◆ **Task item**: From the records below, please repeat exactly the line that has "Two geometries of", the line that has "Question: Which of the two is the end point?", and every line between them, and nothing else.

-=-=-

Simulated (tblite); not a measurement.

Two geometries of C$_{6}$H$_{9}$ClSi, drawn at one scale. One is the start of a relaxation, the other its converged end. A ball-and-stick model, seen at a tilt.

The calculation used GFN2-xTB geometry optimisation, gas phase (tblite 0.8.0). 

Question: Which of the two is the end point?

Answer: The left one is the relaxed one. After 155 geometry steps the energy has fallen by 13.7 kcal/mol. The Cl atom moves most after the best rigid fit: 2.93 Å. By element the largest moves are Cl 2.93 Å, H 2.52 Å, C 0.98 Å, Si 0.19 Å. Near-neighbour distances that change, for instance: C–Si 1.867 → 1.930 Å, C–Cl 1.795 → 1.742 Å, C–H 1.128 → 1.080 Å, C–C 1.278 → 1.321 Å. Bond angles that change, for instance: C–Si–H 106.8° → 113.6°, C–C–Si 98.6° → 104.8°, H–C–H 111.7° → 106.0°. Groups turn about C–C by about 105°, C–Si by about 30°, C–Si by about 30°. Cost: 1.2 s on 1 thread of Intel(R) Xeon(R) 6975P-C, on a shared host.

-=-=-

◆ **Answer area**:
Two geometries of C$_{6}$H$_{9}$ClSi, drawn at one scale. One is the start of a relaxation, the other its converged end. A ball-and-stick model, seen at a tilt.

The calculation used GFN2-xTB geometry optimisation, gas phase (tblite 0.8.0). 

Question: Which of the two is the end point?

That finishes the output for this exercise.